> _RAW DATA_
--- START ---

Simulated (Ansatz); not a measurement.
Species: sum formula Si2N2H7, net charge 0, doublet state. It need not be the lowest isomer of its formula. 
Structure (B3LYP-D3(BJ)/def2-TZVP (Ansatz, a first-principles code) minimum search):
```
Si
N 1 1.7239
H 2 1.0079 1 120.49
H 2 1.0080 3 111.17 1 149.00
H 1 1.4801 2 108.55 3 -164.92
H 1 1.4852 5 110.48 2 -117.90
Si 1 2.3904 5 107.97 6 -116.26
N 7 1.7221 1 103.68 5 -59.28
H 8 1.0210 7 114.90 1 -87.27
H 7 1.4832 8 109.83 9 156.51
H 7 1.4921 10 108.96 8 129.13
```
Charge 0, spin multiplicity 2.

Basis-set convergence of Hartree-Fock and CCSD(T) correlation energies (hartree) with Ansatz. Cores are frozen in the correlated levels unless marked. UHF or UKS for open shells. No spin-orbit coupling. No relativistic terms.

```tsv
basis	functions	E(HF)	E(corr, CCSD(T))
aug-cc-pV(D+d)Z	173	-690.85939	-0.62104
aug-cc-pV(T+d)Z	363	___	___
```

--- END ---

> _ASSIGNED TASK_
Would you return each line of the material above, unchanged, from the first one through the line where "Charge 0, spin multiplicity 2." appears?

> _ANSWER AREA_
Simulated (Ansatz); not a measurement.
Species: sum formula Si2N2H7, net charge 0, doublet state. It need not be the lowest isomer of its formula. 
Structure (B3LYP-D3(BJ)/def2-TZVP (Ansatz, a first-principles code) minimum search):
```
Si
N 1 1.7239
H 2 1.0079 1 120.49
H 2 1.0080 3 111.17 1 149.00
H 1 1.4801 2 108.55 3 -164.92
H 1 1.4852 5 110.48 2 -117.90
Si 1 2.3904 5 107.97 6 -116.26
N 7 1.7221 1 103.68 5 -59.28
H 8 1.0210 7 114.90 1 -87.27
H 7 1.4832 8 109.83 9 156.51
H 7 1.4921 10 108.96 8 129.13
```
Charge 0, spin multiplicity 2.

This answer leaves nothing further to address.